□ □ □ □ □
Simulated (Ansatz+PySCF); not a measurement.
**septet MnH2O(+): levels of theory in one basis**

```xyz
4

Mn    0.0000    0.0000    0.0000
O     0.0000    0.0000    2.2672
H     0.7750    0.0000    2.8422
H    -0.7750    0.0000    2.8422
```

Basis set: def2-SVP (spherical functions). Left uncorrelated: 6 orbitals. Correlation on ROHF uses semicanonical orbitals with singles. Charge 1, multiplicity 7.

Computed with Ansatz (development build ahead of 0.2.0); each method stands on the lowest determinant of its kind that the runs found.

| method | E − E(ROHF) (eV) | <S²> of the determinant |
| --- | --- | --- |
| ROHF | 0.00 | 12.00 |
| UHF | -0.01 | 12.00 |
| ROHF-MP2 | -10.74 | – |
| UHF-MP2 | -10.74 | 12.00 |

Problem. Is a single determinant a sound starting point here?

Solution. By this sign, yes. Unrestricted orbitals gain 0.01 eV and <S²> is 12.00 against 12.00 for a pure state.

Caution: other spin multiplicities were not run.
□ □ □ □ □

▶ **ASSIGNMENT**
The whole listing must be reproduced exactly. Do not skip a line.

▶ **WRITTEN ANSWER**
Simulated (Ansatz+PySCF); not a measurement.
**septet MnH2O(+): levels of theory in one basis**

```xyz
4

Mn    0.0000    0.0000    0.0000
O     0.0000    0.0000    2.2672
H     0.7750    0.0000    2.8422
H    -0.7750    0.0000    2.8422
```

Basis set: def2-SVP (spherical functions). Left uncorrelated: 6 orbitals. Correlation on ROHF uses semicanonical orbitals with singles. Charge 1, multiplicity 7.

Computed with Ansatz (development build ahead of 0.2.0); each method stands on the lowest determinant of its kind that the runs found.

| method | E − E(ROHF) (eV) | <S²> of the determinant |
| --- | --- | --- |
| ROHF | 0.00 | 12.00 |
| UHF | -0.01 | 12.00 |
| ROHF-MP2 | -10.74 | – |
| UHF-MP2 | -10.74 | 12.00 |

Problem. Is a single determinant a sound starting point here?

Solution. By this sign, yes. Unrestricted orbitals gain 0.01 eV and <S²> is 12.00 against 12.00 for a pure state.

Caution: other spin multiplicities were not run.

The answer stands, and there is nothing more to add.